☆ ☆ ☆
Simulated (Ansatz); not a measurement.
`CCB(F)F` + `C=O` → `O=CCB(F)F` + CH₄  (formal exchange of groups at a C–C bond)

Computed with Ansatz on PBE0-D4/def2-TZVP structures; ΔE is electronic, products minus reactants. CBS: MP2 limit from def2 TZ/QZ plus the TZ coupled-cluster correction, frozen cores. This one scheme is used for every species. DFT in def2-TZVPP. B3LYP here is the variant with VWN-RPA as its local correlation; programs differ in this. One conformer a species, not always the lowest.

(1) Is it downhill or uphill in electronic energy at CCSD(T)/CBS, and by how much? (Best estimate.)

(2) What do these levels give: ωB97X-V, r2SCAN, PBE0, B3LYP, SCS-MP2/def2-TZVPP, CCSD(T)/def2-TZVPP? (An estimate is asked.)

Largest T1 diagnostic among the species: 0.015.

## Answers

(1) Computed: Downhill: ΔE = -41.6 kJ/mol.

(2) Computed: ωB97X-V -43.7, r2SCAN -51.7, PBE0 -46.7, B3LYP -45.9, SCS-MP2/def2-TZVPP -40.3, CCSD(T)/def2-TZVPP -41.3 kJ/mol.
☆ ☆ ☆

# [WORK INSTRUCTION]
All lines from the beginning of the listing through the one with "a C–C bond)" are to be restated word for word, and only those.

# [RESULT]
Simulated (Ansatz); not a measurement.
`CCB(F)F` + `C=O` → `O=CCB(F)F` + CH₄  (formal exchange of groups at a C–C bond)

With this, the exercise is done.